ASSIGNMENT
In the listing below, locate the line containing "It takes space" and the line containing "## Step 2: Single". Output both of them and every line between, exactly as written, and nothing more.

-------

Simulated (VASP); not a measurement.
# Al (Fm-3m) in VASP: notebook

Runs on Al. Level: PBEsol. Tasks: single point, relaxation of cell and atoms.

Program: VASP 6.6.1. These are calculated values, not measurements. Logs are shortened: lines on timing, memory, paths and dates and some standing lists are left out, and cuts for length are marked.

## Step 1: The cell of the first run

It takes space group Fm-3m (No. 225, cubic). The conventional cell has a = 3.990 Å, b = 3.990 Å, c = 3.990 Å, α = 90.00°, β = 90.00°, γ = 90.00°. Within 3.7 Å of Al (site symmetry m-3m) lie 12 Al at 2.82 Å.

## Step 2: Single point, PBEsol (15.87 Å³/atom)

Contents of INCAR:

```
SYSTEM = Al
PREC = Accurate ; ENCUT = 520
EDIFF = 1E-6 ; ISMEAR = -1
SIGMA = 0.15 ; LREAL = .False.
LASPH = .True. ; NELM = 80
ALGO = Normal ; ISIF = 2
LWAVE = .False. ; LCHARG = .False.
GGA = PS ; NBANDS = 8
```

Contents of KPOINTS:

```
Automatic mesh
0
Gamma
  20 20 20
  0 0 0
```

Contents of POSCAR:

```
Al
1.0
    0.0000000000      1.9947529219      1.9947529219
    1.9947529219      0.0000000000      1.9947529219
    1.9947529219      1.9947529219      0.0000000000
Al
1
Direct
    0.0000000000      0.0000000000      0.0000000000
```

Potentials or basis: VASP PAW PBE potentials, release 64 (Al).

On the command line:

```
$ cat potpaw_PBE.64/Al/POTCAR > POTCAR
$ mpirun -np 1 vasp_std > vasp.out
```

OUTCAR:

-------

TASK OUTPUT
It takes space group Fm-3m (No. 225, cubic). The conventional cell has a = 3.990 Å, b = 3.990 Å, c = 3.990 Å, α = 90.00°, β = 90.00°, γ = 90.00°. Within 3.7 Å of Al (site symmetry m-3m) lie 12 Al at 2.82 Å.

## Step 2: Single point, PBEsol (15.87 Å³/atom)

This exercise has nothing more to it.